BEGIN
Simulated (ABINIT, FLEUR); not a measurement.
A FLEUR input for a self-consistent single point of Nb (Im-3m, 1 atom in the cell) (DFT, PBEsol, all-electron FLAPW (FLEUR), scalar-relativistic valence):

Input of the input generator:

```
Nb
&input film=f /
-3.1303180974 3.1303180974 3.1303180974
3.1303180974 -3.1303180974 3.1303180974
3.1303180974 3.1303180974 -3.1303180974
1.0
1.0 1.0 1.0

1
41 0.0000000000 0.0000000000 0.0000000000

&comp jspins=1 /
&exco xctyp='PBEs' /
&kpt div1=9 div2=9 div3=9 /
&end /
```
END

**Work order**
Prepare a faithful transcription of the material above, with nothing altered.

**Exercise response**
Simulated (ABINIT, FLEUR); not a measurement.
A FLEUR input for a self-consistent single point of Nb (Im-3m, 1 atom in the cell) (DFT, PBEsol, all-electron FLAPW (FLEUR), scalar-relativistic valence):

Input of the input generator:

```
Nb
&input film=f /
-3.1303180974 3.1303180974 3.1303180974
3.1303180974 -3.1303180974 3.1303180974
3.1303180974 3.1303180974 -3.1303180974
1.0
1.0 1.0 1.0

1
41 0.0000000000 0.0000000000 0.0000000000

&comp jspins=1 /
&exco xctyp='PBEs' /
&kpt div1=9 div2=9 div3=9 /
&end /
```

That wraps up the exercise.